____ Information given

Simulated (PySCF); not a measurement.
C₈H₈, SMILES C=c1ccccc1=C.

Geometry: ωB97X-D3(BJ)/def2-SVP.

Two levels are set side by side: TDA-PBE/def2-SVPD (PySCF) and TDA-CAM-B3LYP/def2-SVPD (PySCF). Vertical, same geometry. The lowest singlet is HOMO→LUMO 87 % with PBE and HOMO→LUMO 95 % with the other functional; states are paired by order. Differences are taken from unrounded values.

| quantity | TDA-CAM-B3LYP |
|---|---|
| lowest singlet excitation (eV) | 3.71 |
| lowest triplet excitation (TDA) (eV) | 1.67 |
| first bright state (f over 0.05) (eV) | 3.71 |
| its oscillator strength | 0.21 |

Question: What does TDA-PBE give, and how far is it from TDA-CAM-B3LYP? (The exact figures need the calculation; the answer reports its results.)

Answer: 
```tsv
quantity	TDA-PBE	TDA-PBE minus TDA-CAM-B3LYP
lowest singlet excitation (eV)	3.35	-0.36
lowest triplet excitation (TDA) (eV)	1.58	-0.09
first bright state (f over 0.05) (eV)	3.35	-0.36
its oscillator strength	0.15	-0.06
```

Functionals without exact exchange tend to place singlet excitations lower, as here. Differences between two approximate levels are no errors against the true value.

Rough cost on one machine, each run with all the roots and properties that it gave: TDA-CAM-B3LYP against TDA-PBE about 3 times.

________

Work order:
The lines from the top of the data above down to the line containing "Geometry: ωB97X-D3(BJ)/def2-SVP." are to be copied exactly; no other line should appear.

Written solution:
Simulated (PySCF); not a measurement.
C₈H₈, SMILES C=c1ccccc1=C.

Geometry: ωB97X-D3(BJ)/def2-SVP.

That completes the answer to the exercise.